■ REQUIRED ACTION: Please print all the lines below exactly as they are written.

■ LISTED RECORDS:
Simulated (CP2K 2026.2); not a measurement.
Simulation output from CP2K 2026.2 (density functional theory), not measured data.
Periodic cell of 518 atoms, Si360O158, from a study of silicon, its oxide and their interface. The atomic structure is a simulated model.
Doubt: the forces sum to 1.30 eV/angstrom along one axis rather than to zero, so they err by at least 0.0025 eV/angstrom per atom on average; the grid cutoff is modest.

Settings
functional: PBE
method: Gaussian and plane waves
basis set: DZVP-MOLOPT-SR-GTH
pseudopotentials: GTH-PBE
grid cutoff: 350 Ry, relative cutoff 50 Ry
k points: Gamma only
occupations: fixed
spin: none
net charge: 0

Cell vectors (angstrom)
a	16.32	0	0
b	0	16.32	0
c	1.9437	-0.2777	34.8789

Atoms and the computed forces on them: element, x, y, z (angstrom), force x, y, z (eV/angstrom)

■ RESPONSE:
Simulated (CP2K 2026.2); not a measurement.
Simulation output from CP2K 2026.2 (density functional theory), not measured data.
Periodic cell of 518 atoms, Si360O158, from a study of silicon, its oxide and their interface. The atomic structure is a simulated model.
Doubt: the forces sum to 1.30 eV/angstrom along one axis rather than to zero, so they err by at least 0.0025 eV/angstrom per atom on average; the grid cutoff is modest.

Settings
functional: PBE
method: Gaussian and plane waves
basis set: DZVP-MOLOPT-SR-GTH
pseudopotentials: GTH-PBE
grid cutoff: 350 Ry, relative cutoff 50 Ry
k points: Gamma only
occupations: fixed
spin: none
net charge: 0

Cell vectors (angstrom)
a	16.32	0	0
b	0	16.32	0
c	1.9437	-0.2777	34.8789

Atoms and the computed forces on them: element, x, y, z (angstrom), force x, y, z (eV/angstrom)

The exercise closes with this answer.